•••••

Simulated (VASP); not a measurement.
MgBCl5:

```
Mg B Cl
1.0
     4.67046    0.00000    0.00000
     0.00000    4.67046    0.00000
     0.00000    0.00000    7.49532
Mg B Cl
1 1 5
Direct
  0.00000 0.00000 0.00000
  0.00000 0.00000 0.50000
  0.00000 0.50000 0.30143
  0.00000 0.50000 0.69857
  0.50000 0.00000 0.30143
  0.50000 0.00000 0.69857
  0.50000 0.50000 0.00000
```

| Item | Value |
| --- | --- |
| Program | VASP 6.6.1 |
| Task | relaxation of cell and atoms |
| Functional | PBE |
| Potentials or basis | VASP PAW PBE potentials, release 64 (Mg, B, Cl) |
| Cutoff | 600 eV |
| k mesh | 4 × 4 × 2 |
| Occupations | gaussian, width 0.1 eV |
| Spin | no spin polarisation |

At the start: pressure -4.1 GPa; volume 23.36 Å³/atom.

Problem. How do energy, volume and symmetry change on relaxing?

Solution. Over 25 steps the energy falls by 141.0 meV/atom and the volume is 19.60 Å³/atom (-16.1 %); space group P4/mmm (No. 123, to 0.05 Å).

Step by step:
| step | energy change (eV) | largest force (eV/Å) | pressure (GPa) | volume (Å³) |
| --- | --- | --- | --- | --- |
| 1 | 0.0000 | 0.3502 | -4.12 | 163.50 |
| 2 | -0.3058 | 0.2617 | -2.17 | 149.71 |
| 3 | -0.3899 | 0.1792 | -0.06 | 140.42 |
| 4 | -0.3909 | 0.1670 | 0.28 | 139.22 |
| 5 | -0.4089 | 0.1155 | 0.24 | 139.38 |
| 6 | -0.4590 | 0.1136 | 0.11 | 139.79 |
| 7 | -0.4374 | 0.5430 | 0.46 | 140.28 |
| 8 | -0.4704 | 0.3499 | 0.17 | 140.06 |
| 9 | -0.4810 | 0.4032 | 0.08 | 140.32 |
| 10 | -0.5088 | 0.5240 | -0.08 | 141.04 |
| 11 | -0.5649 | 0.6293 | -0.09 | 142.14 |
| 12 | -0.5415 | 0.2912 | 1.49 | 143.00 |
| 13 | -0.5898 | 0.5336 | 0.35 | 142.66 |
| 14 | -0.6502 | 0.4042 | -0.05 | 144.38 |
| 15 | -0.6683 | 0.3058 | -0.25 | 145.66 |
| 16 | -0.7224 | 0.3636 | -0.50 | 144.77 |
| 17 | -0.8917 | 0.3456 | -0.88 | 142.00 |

•••••

**ACTION ITEM**
In the listing above, find the line holding "1.49 | 143.00 |" and the line holding "-0.50 | 144.77 |", then output those two lines and every line between them exactly.

**WRITTEN REPLY**
| 12 | -0.5415 | 0.2912 | 1.49 | 143.00 |
| 13 | -0.5898 | 0.5336 | 0.35 | 142.66 |
| 14 | -0.6502 | 0.4042 | -0.05 | 144.38 |
| 15 | -0.6683 | 0.3058 | -0.25 | 145.66 |
| 16 | -0.7224 | 0.3636 | -0.50 | 144.77 |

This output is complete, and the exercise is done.